★ ★ ★ ★ ★
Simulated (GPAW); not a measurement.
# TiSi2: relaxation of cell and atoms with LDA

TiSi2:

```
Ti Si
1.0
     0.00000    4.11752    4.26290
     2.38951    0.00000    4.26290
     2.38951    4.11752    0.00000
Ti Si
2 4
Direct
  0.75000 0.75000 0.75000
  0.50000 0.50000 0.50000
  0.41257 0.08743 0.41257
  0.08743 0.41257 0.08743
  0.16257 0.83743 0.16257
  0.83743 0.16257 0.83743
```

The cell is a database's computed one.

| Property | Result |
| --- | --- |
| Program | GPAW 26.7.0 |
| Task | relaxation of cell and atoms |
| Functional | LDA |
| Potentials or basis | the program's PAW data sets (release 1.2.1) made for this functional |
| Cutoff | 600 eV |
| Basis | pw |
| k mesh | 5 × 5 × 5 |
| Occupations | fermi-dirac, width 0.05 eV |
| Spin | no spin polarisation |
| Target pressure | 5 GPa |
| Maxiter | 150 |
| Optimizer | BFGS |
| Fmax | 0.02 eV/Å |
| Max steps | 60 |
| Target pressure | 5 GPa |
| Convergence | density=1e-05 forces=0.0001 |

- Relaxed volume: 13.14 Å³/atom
★ ★ ★ ★ ★

◆ BRIEF:
Repeat the material in full, exactly as it stands.

◆ ANSWER SPACE:
Simulated (GPAW); not a measurement.
# TiSi2: relaxation of cell and atoms with LDA

TiSi2:

```
Ti Si
1.0
     0.00000    4.11752    4.26290
     2.38951    0.00000    4.26290
     2.38951    4.11752    0.00000
Ti Si
2 4
Direct
  0.75000 0.75000 0.75000
  0.50000 0.50000 0.50000
  0.41257 0.08743 0.41257
  0.08743 0.41257 0.08743
  0.16257 0.83743 0.16257
  0.83743 0.16257 0.83743
```

The cell is a database's computed one.

| Property | Result |
| --- | --- |
| Program | GPAW 26.7.0 |
| Task | relaxation of cell and atoms |
| Functional | LDA |
| Potentials or basis | the program's PAW data sets (release 1.2.1) made for this functional |
| Cutoff | 600 eV |
| Basis | pw |
| k mesh | 5 × 5 × 5 |
| Occupations | fermi-dirac, width 0.05 eV |
| Spin | no spin polarisation |
| Target pressure | 5 GPa |
| Maxiter | 150 |
| Optimizer | BFGS |
| Fmax | 0.02 eV/Å |
| Max steps | 60 |
| Target pressure | 5 GPa |
| Convergence | density=1e-05 forces=0.0001 |

- Relaxed volume: 13.14 Å³/atom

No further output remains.